::::::::::

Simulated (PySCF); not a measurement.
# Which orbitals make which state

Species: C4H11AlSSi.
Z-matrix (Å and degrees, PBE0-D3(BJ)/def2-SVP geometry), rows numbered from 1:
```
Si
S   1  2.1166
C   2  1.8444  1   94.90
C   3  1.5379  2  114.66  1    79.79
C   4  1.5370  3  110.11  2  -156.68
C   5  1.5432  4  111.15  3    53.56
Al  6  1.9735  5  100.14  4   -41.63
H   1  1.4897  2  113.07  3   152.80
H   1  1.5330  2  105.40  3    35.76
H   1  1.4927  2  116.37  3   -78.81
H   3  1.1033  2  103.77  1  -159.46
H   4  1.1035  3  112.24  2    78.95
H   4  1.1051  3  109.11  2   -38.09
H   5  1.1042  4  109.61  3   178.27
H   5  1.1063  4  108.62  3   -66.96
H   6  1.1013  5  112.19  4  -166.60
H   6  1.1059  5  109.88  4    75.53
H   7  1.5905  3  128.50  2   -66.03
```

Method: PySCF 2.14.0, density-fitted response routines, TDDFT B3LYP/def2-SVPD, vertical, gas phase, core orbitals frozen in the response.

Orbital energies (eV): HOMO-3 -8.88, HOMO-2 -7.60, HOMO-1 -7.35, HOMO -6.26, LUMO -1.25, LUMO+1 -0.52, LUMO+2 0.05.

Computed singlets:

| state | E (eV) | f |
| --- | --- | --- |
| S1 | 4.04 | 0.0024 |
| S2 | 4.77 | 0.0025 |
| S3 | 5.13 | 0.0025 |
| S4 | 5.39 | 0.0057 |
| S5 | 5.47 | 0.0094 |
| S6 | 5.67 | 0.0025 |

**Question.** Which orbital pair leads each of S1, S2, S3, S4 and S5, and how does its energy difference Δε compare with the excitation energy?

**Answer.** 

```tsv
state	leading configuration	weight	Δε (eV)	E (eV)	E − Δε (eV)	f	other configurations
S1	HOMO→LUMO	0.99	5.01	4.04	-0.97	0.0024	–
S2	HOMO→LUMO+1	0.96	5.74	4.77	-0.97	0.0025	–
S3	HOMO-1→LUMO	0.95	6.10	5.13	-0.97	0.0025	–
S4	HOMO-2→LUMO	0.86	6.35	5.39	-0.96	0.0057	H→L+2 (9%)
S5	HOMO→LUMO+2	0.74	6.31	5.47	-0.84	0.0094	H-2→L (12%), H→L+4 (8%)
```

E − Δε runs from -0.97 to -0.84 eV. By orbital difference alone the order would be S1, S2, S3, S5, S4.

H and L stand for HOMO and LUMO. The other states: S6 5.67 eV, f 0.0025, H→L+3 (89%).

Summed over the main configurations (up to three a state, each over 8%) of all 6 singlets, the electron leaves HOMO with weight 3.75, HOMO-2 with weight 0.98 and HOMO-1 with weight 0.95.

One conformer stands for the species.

::::::::::

Assignment:
Within the listing above, locate the line containing "5.13 | 0.0025 |" and the line containing "Summed over the". Reproduce those two lines and all lines between them exactly, with nothing added.

Exercise solution:
| S3 | 5.13 | 0.0025 |
| S4 | 5.39 | 0.0057 |
| S5 | 5.47 | 0.0094 |
| S6 | 5.67 | 0.0025 |

**Question.** Which orbital pair leads each of S1, S2, S3, S4 and S5, and how does its energy difference Δε compare with the excitation energy?

**Answer.** 

```tsv
state	leading configuration	weight	Δε (eV)	E (eV)	E − Δε (eV)	f	other configurations
S1	HOMO→LUMO	0.99	5.01	4.04	-0.97	0.0024	–
S2	HOMO→LUMO+1	0.96	5.74	4.77	-0.97	0.0025	–
S3	HOMO-1→LUMO	0.95	6.10	5.13	-0.97	0.0025	–
S4	HOMO-2→LUMO	0.86	6.35	5.39	-0.96	0.0057	H→L+2 (9%)
S5	HOMO→LUMO+2	0.74	6.31	5.47	-0.84	0.0094	H-2→L (12%), H→L+4 (8%)
```

E − Δε runs from -0.97 to -0.84 eV. By orbital difference alone the order would be S1, S2, S3, S5, S4.

H and L stand for HOMO and LUMO. The other states: S6 5.67 eV, f 0.0025, H→L+3 (89%).

Summed over the main configurations (up to three a state, each over 8%) of all 6 singlets, the electron leaves HOMO with weight 3.75, HOMO-2 with weight 0.98 and HOMO-1 with weight 0.95.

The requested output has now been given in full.